**Brief:** For this exercise, set down all the records exactly as given.

Source material START

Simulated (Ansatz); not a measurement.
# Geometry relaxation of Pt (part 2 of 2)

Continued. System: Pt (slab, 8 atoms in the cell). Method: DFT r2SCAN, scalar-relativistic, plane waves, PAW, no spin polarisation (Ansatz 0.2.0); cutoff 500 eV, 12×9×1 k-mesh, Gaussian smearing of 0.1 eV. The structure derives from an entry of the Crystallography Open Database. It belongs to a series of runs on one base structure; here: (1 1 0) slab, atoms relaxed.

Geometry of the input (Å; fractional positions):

Source material END

**Written reply:**
Simulated (Ansatz); not a measurement.
# Geometry relaxation of Pt (part 2 of 2)

Continued. System: Pt (slab, 8 atoms in the cell). Method: DFT r2SCAN, scalar-relativistic, plane waves, PAW, no spin polarisation (Ansatz 0.2.0); cutoff 500 eV, 12×9×1 k-mesh, Gaussian smearing of 0.1 eV. The structure derives from an entry of the Crystallography Open Database. It belongs to a series of runs on one base structure; here: (1 1 0) slab, atoms relaxed.

Geometry of the input (Å; fractional positions):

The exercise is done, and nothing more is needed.